**Required action:**
Transcription should be exact. Include all entries.

***** Dataset
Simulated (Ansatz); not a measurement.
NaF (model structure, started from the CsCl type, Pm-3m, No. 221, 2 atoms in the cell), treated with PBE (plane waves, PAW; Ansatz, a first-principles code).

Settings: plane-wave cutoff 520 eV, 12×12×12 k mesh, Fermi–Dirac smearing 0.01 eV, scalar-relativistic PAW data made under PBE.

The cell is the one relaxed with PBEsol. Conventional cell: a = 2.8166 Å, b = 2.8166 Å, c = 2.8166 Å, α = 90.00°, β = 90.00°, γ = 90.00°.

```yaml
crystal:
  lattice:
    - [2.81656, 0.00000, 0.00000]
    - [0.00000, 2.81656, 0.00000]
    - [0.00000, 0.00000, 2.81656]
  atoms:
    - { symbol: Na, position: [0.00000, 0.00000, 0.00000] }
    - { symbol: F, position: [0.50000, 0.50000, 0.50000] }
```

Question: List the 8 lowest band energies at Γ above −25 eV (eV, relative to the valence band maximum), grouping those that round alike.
**********

**Task response:**
Simulated (Ansatz); not a measurement.
NaF (model structure, started from the CsCl type, Pm-3m, No. 221, 2 atoms in the cell), treated with PBE (plane waves, PAW; Ansatz, a first-principles code).

Settings: plane-wave cutoff 520 eV, 12×12×12 k mesh, Fermi–Dirac smearing 0.01 eV, scalar-relativistic PAW data made under PBE.

The cell is the one relaxed with PBEsol. Conventional cell: a = 2.8166 Å, b = 2.8166 Å, c = 2.8166 Å, α = 90.00°, β = 90.00°, γ = 90.00°.

```yaml
crystal:
  lattice:
    - [2.81656, 0.00000, 0.00000]
    - [0.00000, 2.81656, 0.00000]
    - [0.00000, 0.00000, 2.81656]
  atoms:
    - { symbol: Na, position: [0.00000, 0.00000, 0.00000] }
    - { symbol: F, position: [0.50000, 0.50000, 0.50000] }
```

Question: List the 8 lowest band energies at Γ above −25 eV (eV, relative to the valence band maximum), grouping those that round alike.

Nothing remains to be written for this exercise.